========================================

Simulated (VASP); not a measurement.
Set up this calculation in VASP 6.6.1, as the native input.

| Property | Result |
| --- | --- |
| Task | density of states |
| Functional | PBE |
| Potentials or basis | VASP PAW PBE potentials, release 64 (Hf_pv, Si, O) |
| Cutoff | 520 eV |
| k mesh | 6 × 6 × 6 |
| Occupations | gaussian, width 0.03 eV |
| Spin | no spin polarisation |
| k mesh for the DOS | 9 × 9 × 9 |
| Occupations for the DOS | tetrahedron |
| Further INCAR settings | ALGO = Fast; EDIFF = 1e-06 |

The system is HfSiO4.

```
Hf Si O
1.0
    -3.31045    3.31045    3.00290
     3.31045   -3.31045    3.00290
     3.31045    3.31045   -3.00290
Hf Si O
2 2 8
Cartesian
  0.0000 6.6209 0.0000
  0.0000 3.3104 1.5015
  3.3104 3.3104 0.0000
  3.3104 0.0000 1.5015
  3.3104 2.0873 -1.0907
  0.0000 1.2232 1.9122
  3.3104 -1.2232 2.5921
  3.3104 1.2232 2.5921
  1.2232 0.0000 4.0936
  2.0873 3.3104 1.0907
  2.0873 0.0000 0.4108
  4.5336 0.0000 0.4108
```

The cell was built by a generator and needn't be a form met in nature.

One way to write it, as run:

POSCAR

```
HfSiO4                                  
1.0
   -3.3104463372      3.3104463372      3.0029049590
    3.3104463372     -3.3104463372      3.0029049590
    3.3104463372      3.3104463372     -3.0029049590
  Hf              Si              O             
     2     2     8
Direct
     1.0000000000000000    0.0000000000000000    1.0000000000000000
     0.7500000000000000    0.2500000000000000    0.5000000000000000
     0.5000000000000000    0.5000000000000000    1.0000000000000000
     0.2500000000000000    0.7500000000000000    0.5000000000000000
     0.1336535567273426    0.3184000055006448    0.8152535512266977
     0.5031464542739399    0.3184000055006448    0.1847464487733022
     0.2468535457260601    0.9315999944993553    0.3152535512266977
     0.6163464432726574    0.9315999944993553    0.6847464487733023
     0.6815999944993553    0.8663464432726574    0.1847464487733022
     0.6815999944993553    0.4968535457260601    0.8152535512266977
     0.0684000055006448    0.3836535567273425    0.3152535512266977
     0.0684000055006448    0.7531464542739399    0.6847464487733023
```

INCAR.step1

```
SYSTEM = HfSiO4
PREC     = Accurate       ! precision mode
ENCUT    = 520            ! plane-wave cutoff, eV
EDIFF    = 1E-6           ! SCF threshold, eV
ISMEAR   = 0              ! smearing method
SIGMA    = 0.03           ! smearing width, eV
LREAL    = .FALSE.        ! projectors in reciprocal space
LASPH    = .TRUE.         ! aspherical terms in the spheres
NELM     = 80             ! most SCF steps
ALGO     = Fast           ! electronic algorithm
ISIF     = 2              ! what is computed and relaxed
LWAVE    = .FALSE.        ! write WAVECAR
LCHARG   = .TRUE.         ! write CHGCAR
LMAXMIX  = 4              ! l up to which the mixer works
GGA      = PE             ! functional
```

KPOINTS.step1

========================================

Task item
In the listing above, start at the line with "(Hf_pv, Si, O) |", go on through the line with "EDIFF = 1e-06 |", and copy each of those lines exactly; leave out all the rest.

Exercise solution
| Potentials or basis | VASP PAW PBE potentials, release 64 (Hf_pv, Si, O) |
| Cutoff | 520 eV |
| k mesh | 6 × 6 × 6 |
| Occupations | gaussian, width 0.03 eV |
| Spin | no spin polarisation |
| k mesh for the DOS | 9 × 9 × 9 |
| Occupations for the DOS | tetrahedron |
| Further INCAR settings | ALGO = Fast; EDIFF = 1e-06 |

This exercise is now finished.